* Information

___

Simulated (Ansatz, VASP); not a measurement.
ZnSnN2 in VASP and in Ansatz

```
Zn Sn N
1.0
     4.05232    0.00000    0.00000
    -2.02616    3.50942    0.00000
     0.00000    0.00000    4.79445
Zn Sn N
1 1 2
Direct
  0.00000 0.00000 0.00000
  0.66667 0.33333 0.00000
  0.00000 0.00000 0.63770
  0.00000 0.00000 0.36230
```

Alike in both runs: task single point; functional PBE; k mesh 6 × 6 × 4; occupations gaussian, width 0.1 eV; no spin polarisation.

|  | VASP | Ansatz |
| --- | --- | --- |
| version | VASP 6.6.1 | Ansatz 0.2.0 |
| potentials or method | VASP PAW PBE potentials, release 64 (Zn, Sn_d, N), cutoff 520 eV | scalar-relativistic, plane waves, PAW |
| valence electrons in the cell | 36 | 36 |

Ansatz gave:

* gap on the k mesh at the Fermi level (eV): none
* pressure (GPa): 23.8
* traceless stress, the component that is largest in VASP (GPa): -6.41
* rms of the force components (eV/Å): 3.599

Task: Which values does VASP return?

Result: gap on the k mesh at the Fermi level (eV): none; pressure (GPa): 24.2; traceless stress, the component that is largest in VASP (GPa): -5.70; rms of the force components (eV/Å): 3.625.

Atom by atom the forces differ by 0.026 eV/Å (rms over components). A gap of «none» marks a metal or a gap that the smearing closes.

___

* Work request
Transcribe, word for word, the data above from its first line through the line with "Result: gap on", and include nothing else.

* Your response
Simulated (Ansatz, VASP); not a measurement.
ZnSnN2 in VASP and in Ansatz

```
Zn Sn N
1.0
     4.05232    0.00000    0.00000
    -2.02616    3.50942    0.00000
     0.00000    0.00000    4.79445
Zn Sn N
1 1 2
Direct
  0.00000 0.00000 0.00000
  0.66667 0.33333 0.00000
  0.00000 0.00000 0.63770
  0.00000 0.00000 0.36230
```

Alike in both runs: task single point; functional PBE; k mesh 6 × 6 × 4; occupations gaussian, width 0.1 eV; no spin polarisation.

|  | VASP | Ansatz |
| --- | --- | --- |
| version | VASP 6.6.1 | Ansatz 0.2.0 |
| potentials or method | VASP PAW PBE potentials, release 64 (Zn, Sn_d, N), cutoff 520 eV | scalar-relativistic, plane waves, PAW |
| valence electrons in the cell | 36 | 36 |

Ansatz gave:

* gap on the k mesh at the Fermi level (eV): none
* pressure (GPa): 23.8
* traceless stress, the component that is largest in VASP (GPa): -6.41
* rms of the force components (eV/Å): 3.599

Task: Which values does VASP return?

Result: gap on the k mesh at the Fermi level (eV): none; pressure (GPa): 24.2; traceless stress, the component that is largest in VASP (GPa): -5.70; rms of the force components (eV/Å): 3.625.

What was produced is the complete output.